_Work task_
Copying exactly, give the lines in the material below from the one with "a periodic image.*" to the one with "- peak memory: 0.12 GiB", ends included, and nothing besides.

_Record excerpts_
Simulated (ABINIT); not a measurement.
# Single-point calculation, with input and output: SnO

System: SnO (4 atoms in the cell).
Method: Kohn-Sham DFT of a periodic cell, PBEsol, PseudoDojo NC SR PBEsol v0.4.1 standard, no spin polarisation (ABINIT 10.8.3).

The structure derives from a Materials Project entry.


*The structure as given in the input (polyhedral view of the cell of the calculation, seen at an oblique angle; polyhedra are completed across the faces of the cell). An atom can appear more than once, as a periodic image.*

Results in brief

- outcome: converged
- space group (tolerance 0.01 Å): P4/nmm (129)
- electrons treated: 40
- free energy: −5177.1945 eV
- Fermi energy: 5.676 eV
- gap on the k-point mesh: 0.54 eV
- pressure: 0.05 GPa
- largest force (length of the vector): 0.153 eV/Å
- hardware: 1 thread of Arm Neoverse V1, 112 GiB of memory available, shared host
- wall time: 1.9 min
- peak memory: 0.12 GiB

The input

_Answer area_
*The structure as given in the input (polyhedral view of the cell of the calculation, seen at an oblique angle; polyhedra are completed across the faces of the cell). An atom can appear more than once, as a periodic image.*

Results in brief

- outcome: converged
- space group (tolerance 0.01 Å): P4/nmm (129)
- electrons treated: 40
- free energy: −5177.1945 eV
- Fermi energy: 5.676 eV
- gap on the k-point mesh: 0.54 eV
- pressure: 0.05 GPa
- largest force (length of the vector): 0.153 eV/Å
- hardware: 1 thread of Arm Neoverse V1, 112 GiB of memory available, shared host
- wall time: 1.9 min
- peak memory: 0.12 GiB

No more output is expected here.